■ **REQUIRED ACTION**
Retype all of the entries exactly as they appear.

============

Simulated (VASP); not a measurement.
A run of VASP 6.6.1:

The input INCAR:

============

■ **SOLUTION**
Simulated (VASP); not a measurement.
A run of VASP 6.6.1:

The input INCAR:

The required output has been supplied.